> **ACTION ITEM**:
Would you set down the data below exactly as shown?

===============

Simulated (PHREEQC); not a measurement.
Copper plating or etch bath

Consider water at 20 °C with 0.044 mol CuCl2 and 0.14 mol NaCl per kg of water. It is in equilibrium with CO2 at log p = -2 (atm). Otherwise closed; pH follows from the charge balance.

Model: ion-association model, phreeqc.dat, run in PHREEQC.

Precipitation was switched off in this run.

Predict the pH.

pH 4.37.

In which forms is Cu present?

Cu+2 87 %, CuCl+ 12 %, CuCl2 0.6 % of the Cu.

===============

> **TASK SOLUTION**:
Simulated (PHREEQC); not a measurement.
Copper plating or etch bath

Consider water at 20 °C with 0.044 mol CuCl2 and 0.14 mol NaCl per kg of water. It is in equilibrium with CO2 at log p = -2 (atm). Otherwise closed; pH follows from the charge balance.

Model: ion-association model, phreeqc.dat, run in PHREEQC.

Precipitation was switched off in this run.

Predict the pH.

pH 4.37.

In which forms is Cu present?

Cu+2 87 %, CuCl+ 12 %, CuCl2 0.6 % of the Cu.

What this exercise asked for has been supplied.